Work instruction: A word-for-word transcript of every entry is required.

Entries provided:
-*-*-

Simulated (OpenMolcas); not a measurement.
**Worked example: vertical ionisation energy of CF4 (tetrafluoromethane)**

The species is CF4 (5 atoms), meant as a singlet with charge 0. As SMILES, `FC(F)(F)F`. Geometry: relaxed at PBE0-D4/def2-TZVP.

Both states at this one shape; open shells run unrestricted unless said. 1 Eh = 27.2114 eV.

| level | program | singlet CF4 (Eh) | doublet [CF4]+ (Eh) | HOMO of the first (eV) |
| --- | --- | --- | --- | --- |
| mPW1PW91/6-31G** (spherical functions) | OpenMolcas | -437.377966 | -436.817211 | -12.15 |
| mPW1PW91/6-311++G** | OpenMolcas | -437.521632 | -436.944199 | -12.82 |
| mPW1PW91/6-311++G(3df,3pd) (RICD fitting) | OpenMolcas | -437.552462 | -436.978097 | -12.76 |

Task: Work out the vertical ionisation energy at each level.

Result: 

-*-*-

Solution:
Simulated (OpenMolcas); not a measurement.
**Worked example: vertical ionisation energy of CF4 (tetrafluoromethane)**

The species is CF4 (5 atoms), meant as a singlet with charge 0. As SMILES, `FC(F)(F)F`. Geometry: relaxed at PBE0-D4/def2-TZVP.

Both states at this one shape; open shells run unrestricted unless said. 1 Eh = 27.2114 eV.

| level | program | singlet CF4 (Eh) | doublet [CF4]+ (Eh) | HOMO of the first (eV) |
| --- | --- | --- | --- | --- |
| mPW1PW91/6-31G** (spherical functions) | OpenMolcas | -437.377966 | -436.817211 | -12.15 |
| mPW1PW91/6-311++G** | OpenMolcas | -437.521632 | -436.944199 | -12.82 |
| mPW1PW91/6-311++G(3df,3pd) (RICD fitting) | OpenMolcas | -437.552462 | -436.978097 | -12.76 |

Task: Work out the vertical ionisation energy at each level.

Result: 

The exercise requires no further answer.